# # #

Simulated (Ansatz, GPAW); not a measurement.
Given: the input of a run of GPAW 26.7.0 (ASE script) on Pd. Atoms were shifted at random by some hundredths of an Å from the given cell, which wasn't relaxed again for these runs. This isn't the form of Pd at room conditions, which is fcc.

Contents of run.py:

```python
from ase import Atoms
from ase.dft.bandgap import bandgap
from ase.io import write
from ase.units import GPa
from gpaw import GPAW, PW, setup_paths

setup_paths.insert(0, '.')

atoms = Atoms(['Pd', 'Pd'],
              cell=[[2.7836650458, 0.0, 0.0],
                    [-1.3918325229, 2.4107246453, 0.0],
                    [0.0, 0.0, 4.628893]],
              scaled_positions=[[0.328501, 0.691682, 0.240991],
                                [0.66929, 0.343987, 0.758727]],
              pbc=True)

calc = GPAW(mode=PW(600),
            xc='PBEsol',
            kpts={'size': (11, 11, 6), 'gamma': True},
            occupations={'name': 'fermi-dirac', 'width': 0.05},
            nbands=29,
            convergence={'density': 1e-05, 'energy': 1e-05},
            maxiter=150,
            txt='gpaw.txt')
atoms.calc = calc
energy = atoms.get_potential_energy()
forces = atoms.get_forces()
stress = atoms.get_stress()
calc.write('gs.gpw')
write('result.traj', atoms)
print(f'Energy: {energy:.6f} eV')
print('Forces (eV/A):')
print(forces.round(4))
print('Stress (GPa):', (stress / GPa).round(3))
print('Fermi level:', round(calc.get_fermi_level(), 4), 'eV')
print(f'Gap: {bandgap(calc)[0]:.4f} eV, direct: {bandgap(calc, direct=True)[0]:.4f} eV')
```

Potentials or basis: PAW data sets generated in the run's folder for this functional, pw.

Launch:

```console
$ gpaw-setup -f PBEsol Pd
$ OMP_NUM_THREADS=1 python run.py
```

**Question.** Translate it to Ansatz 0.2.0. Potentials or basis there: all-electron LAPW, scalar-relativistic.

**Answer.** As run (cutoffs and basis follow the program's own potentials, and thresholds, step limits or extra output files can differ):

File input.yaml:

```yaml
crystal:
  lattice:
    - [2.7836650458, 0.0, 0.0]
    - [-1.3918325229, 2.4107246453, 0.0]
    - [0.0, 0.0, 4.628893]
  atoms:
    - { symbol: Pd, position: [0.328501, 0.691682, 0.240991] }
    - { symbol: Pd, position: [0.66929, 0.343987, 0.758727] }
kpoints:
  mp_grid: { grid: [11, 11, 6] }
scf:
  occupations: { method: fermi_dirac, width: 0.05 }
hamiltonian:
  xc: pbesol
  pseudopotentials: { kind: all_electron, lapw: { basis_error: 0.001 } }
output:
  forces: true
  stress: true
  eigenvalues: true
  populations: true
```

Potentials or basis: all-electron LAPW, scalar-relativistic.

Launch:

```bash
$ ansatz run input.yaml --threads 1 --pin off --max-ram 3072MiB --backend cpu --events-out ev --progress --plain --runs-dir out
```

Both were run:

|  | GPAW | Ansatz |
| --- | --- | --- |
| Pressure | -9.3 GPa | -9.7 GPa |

# # #

| Activity |
Leave out every line after the one with "there: all-electron LAPW, scalar-relativistic.". Reproduce the material above exactly from its first line through that line.

| Written solution |
Simulated (Ansatz, GPAW); not a measurement.
Given: the input of a run of GPAW 26.7.0 (ASE script) on Pd. Atoms were shifted at random by some hundredths of an Å from the given cell, which wasn't relaxed again for these runs. This isn't the form of Pd at room conditions, which is fcc.

Contents of run.py:

```python
from ase import Atoms
from ase.dft.bandgap import bandgap
from ase.io import write
from ase.units import GPa
from gpaw import GPAW, PW, setup_paths

setup_paths.insert(0, '.')

atoms = Atoms(['Pd', 'Pd'],
              cell=[[2.7836650458, 0.0, 0.0],
                    [-1.3918325229, 2.4107246453, 0.0],
                    [0.0, 0.0, 4.628893]],
              scaled_positions=[[0.328501, 0.691682, 0.240991],
                                [0.66929, 0.343987, 0.758727]],
              pbc=True)

calc = GPAW(mode=PW(600),
            xc='PBEsol',
            kpts={'size': (11, 11, 6), 'gamma': True},
            occupations={'name': 'fermi-dirac', 'width': 0.05},
            nbands=29,
            convergence={'density': 1e-05, 'energy': 1e-05},
            maxiter=150,
            txt='gpaw.txt')
atoms.calc = calc
energy = atoms.get_potential_energy()
forces = atoms.get_forces()
stress = atoms.get_stress()
calc.write('gs.gpw')
write('result.traj', atoms)
print(f'Energy: {energy:.6f} eV')
print('Forces (eV/A):')
print(forces.round(4))
print('Stress (GPa):', (stress / GPa).round(3))
print('Fermi level:', round(calc.get_fermi_level(), 4), 'eV')
print(f'Gap: {bandgap(calc)[0]:.4f} eV, direct: {bandgap(calc, direct=True)[0]:.4f} eV')
```

Potentials or basis: PAW data sets generated in the run's folder for this functional, pw.

Launch:

```console
$ gpaw-setup -f PBEsol Pd
$ OMP_NUM_THREADS=1 python run.py
```

**Question.** Translate it to Ansatz 0.2.0. Potentials or basis there: all-electron LAPW, scalar-relativistic.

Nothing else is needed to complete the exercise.